* [Exercise]:
Would you write out the records below exactly as given?

* [Records provided]:
===============

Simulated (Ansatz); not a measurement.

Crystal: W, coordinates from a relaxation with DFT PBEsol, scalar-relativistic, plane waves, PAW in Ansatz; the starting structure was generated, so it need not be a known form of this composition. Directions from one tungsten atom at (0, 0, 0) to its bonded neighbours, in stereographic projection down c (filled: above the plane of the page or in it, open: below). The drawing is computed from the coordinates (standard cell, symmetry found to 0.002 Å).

===============

* [Worked solution]:
Simulated (Ansatz); not a measurement.

Crystal: W, coordinates from a relaxation with DFT PBEsol, scalar-relativistic, plane waves, PAW in Ansatz; the starting structure was generated, so it need not be a known form of this composition. Directions from one tungsten atom at (0, 0, 0) to its bonded neighbours, in stereographic projection down c (filled: above the plane of the page or in it, open: below). The drawing is computed from the coordinates (standard cell, symmetry found to 0.002 Å).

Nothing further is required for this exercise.